Action item: The expected reply is all of the data, returned exactly.

[Supplied data Boundary: Start]
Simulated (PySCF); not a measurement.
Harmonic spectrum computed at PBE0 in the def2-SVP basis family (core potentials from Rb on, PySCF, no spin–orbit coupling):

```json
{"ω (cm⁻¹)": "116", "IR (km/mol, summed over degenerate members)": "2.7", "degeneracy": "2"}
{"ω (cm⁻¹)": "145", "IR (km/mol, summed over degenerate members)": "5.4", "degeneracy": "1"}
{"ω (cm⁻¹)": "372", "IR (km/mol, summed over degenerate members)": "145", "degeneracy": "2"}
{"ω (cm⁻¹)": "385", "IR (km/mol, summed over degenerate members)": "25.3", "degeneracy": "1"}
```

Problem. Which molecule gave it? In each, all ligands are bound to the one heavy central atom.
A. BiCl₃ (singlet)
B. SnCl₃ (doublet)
[Supplied data Boundary: End]

Answer box:
Simulated (PySCF); not a measurement.
Harmonic spectrum computed at PBE0 in the def2-SVP basis family (core potentials from Rb on, PySCF, no spin–orbit coupling):

```json
{"ω (cm⁻¹)": "116", "IR (km/mol, summed over degenerate members)": "2.7", "degeneracy": "2"}
{"ω (cm⁻¹)": "145", "IR (km/mol, summed over degenerate members)": "5.4", "degeneracy": "1"}
{"ω (cm⁻¹)": "372", "IR (km/mol, summed over degenerate members)": "145", "degeneracy": "2"}
{"ω (cm⁻¹)": "385", "IR (km/mol, summed over degenerate members)": "25.3", "degeneracy": "1"}
```

Problem. Which molecule gave it? In each, all ligands are bound to the one heavy central atom.
A. BiCl₃ (singlet)
B. SnCl₃ (doublet)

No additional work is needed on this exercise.